**EXERCISE:** Look through the data below for the line with "Shown here is" and the line with "Answer: P-3m1 (No.", then output those two and all lines in between, exactly as written.

**PROVIDED MATERIAL:**
Start of Block
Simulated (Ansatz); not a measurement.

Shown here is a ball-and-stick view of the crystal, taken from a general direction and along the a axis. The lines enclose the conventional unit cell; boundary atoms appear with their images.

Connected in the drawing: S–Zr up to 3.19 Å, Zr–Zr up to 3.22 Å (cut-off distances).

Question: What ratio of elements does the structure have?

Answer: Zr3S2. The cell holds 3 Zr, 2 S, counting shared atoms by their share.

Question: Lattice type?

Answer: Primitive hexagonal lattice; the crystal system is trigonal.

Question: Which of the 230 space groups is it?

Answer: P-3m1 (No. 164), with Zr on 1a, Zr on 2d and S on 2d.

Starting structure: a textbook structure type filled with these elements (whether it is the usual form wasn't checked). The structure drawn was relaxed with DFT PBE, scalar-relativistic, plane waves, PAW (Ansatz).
End of Block

**WRITTEN REPLY:**
Shown here is a ball-and-stick view of the crystal, taken from a general direction and along the a axis. The lines enclose the conventional unit cell; boundary atoms appear with their images.

Connected in the drawing: S–Zr up to 3.19 Å, Zr–Zr up to 3.22 Å (cut-off distances).

Question: What ratio of elements does the structure have?

Answer: Zr3S2. The cell holds 3 Zr, 2 S, counting shared atoms by their share.

Question: Lattice type?

Answer: Primitive hexagonal lattice; the crystal system is trigonal.

Question: Which of the 230 space groups is it?

Answer: P-3m1 (No. 164), with Zr on 1a, Zr on 2d and S on 2d.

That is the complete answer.